START SUPPLIED ENTRIES

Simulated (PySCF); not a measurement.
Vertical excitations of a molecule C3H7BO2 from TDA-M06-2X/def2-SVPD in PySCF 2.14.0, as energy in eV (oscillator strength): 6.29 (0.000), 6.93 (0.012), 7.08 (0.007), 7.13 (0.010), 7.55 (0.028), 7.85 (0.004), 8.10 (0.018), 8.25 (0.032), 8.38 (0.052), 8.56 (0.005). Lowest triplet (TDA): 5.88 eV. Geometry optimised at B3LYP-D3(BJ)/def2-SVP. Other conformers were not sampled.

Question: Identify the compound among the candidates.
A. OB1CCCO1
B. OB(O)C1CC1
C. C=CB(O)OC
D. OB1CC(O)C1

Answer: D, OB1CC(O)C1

END SUPPLIED ENTRIES

=== ASSIGNMENT ===
The complete set of entries is to be restated word for word.

=== SOLUTION ===
Simulated (PySCF); not a measurement.
Vertical excitations of a molecule C3H7BO2 from TDA-M06-2X/def2-SVPD in PySCF 2.14.0, as energy in eV (oscillator strength): 6.29 (0.000), 6.93 (0.012), 7.08 (0.007), 7.13 (0.010), 7.55 (0.028), 7.85 (0.004), 8.10 (0.018), 8.25 (0.032), 8.38 (0.052), 8.56 (0.005). Lowest triplet (TDA): 5.88 eV. Geometry optimised at B3LYP-D3(BJ)/def2-SVP. Other conformers were not sampled.

Question: Identify the compound among the candidates.
A. OB1CCCO1
B. OB(O)C1CC1
C. C=CB(O)OC
D. OB1CC(O)C1

Answer: D, OB1CC(O)C1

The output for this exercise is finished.